__Work task__. Return only the lines from the top of the material through the line marked by "to begin with**", unaltered.

+++ Listed records +++

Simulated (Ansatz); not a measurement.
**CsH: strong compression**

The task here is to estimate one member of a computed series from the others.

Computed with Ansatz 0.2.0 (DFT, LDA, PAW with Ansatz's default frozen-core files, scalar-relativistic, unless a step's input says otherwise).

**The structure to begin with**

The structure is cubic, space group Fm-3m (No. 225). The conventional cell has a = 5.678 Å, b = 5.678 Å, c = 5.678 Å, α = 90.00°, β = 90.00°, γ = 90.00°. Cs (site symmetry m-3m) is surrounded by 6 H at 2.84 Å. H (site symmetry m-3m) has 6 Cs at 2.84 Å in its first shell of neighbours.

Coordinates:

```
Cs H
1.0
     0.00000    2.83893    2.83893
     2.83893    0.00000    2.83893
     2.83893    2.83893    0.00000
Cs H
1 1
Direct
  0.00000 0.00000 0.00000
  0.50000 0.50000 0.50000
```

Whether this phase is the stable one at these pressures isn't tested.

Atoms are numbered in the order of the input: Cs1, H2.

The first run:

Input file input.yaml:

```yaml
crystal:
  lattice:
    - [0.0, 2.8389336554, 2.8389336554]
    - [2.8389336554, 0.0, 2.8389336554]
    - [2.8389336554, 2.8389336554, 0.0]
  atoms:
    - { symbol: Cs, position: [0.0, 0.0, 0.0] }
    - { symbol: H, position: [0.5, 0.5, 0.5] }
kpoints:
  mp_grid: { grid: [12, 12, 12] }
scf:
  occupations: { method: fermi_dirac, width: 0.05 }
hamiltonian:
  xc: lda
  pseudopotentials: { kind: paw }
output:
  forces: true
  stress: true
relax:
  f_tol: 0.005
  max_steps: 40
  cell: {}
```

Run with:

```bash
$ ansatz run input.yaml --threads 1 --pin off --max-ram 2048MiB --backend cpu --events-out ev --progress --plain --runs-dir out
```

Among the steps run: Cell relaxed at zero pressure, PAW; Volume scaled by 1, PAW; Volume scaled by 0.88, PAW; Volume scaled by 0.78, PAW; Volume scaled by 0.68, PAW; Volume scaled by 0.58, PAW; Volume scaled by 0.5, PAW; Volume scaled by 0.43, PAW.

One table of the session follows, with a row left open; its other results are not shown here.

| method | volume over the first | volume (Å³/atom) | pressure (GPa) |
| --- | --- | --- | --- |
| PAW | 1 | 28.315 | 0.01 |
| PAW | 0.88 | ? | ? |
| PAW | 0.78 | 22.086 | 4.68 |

+++

__Answer space__.
Simulated (Ansatz); not a measurement.
**CsH: strong compression**

The task here is to estimate one member of a computed series from the others.

Computed with Ansatz 0.2.0 (DFT, LDA, PAW with Ansatz's default frozen-core files, scalar-relativistic, unless a step's input says otherwise).

**The structure to begin with**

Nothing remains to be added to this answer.